(INFORMATION)
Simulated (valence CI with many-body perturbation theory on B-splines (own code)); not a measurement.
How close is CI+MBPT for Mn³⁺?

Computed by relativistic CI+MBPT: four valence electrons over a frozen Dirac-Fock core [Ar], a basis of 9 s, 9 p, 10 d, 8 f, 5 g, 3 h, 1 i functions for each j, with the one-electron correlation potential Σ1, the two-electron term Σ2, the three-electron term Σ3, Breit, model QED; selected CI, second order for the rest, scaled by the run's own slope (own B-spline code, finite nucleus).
(End INFORMATION)

**ASSIGNMENT:**
Copy down the material exactly as written.

**TASK ANSWER:**
Simulated (valence CI with many-body perturbation theory on B-splines (own code)); not a measurement.
How close is CI+MBPT for Mn³⁺?

Computed by relativistic CI+MBPT: four valence electrons over a frozen Dirac-Fock core [Ar], a basis of 9 s, 9 p, 10 d, 8 f, 5 g, 3 h, 1 i functions for each j, with the one-electron correlation potential Σ1, the two-electron term Σ2, the three-electron term Σ3, Breit, model QED; selected CI, second order for the rest, scaled by the run's own slope (own B-spline code, finite nucleus).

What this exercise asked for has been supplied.